:: Activity ::
Starting at the top of the entries below, set down every line exactly, please, until you reach the line with "The functional is", which is included too.

:: Extracted entries ::
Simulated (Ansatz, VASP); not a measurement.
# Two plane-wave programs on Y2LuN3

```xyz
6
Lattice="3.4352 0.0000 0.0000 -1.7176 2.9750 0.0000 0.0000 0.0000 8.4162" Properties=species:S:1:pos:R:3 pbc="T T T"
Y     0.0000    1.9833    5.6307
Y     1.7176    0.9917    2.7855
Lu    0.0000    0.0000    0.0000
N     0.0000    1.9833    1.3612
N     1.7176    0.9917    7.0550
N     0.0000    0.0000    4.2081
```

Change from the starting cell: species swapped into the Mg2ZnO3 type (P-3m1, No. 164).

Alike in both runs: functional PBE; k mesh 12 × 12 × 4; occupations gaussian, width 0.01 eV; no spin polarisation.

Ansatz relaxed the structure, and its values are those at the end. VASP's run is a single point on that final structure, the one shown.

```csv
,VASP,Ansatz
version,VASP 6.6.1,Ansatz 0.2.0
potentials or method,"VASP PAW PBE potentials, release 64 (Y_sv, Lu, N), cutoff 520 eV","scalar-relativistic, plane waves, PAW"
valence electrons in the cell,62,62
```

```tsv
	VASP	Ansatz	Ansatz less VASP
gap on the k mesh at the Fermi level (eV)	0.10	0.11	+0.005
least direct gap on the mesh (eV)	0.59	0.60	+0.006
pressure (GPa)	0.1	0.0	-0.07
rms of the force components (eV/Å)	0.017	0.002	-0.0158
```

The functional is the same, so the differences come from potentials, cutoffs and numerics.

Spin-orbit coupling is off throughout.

:: Answer section ::
Simulated (Ansatz, VASP); not a measurement.
# Two plane-wave programs on Y2LuN3

```xyz
6
Lattice="3.4352 0.0000 0.0000 -1.7176 2.9750 0.0000 0.0000 0.0000 8.4162" Properties=species:S:1:pos:R:3 pbc="T T T"
Y     0.0000    1.9833    5.6307
Y     1.7176    0.9917    2.7855
Lu    0.0000    0.0000    0.0000
N     0.0000    1.9833    1.3612
N     1.7176    0.9917    7.0550
N     0.0000    0.0000    4.2081
```

Change from the starting cell: species swapped into the Mg2ZnO3 type (P-3m1, No. 164).

Alike in both runs: functional PBE; k mesh 12 × 12 × 4; occupations gaussian, width 0.01 eV; no spin polarisation.

Ansatz relaxed the structure, and its values are those at the end. VASP's run is a single point on that final structure, the one shown.

```csv
,VASP,Ansatz
version,VASP 6.6.1,Ansatz 0.2.0
potentials or method,"VASP PAW PBE potentials, release 64 (Y_sv, Lu, N), cutoff 520 eV","scalar-relativistic, plane waves, PAW"
valence electrons in the cell,62,62
```

```tsv
	VASP	Ansatz	Ansatz less VASP
gap on the k mesh at the Fermi level (eV)	0.10	0.11	+0.005
least direct gap on the mesh (eV)	0.59	0.60	+0.006
pressure (GPa)	0.1	0.0	-0.07
rms of the force components (eV/Å)	0.017	0.002	-0.0158
```

The functional is the same, so the differences come from potentials, cutoffs and numerics.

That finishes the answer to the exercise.